**DATASET RECORDS**
++++++++
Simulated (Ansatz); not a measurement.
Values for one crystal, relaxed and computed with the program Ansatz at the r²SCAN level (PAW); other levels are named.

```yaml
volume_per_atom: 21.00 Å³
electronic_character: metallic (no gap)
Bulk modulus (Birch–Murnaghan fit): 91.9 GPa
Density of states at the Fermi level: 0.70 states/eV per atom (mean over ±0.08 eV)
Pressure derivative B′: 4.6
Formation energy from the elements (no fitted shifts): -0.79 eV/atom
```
++++++++

Go through the listing above and restate it word for word.

Simulated (Ansatz); not a measurement.
Values for one crystal, relaxed and computed with the program Ansatz at the r²SCAN level (PAW); other levels are named.

```yaml
volume_per_atom: 21.00 Å³
electronic_character: metallic (no gap)
Bulk modulus (Birch–Murnaghan fit): 91.9 GPa
Density of states at the Fermi level: 0.70 states/eV per atom (mean over ±0.08 eV)
Pressure derivative B′: 4.6
Formation energy from the elements (no fitted shifts): -0.79 eV/atom
```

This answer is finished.